##### RECORD EXTRACTS
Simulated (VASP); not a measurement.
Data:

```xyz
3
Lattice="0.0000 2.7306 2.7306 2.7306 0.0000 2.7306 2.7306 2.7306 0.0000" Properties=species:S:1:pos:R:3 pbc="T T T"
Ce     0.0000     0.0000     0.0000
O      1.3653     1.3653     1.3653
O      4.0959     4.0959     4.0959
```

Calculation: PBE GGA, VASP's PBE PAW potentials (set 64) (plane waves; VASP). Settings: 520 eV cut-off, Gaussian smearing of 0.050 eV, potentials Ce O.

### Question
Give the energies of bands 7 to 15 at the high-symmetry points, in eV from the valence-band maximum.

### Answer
##########

• BRIEF: Take the lines above from the one containing "### Question" down to the one containing "Give the energies", and transcribe them exactly, both ends included.

• EXERCISE SOLUTION:
### Question
Give the energies of bands 7 to 15 at the high-symmetry points, in eV from the valence-band maximum.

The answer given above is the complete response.